Exercise data>
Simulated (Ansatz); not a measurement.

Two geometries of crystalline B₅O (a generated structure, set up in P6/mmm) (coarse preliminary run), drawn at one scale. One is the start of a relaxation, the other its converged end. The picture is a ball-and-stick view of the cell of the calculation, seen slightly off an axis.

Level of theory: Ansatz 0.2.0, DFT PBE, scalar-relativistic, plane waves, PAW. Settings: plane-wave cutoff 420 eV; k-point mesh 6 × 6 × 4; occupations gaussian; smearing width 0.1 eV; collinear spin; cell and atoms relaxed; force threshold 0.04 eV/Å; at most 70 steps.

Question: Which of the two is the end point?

Requirement> Retype the listing above word for word.

Exercise answer>
Simulated (Ansatz); not a measurement.

Two geometries of crystalline B₅O (a generated structure, set up in P6/mmm) (coarse preliminary run), drawn at one scale. One is the start of a relaxation, the other its converged end. The picture is a ball-and-stick view of the cell of the calculation, seen slightly off an axis.

Level of theory: Ansatz 0.2.0, DFT PBE, scalar-relativistic, plane waves, PAW. Settings: plane-wave cutoff 420 eV; k-point mesh 6 × 6 × 4; occupations gaussian; smearing width 0.1 eV; collinear spin; cell and atoms relaxed; force threshold 0.04 eV/Å; at most 70 steps.

Question: Which of the two is the end point?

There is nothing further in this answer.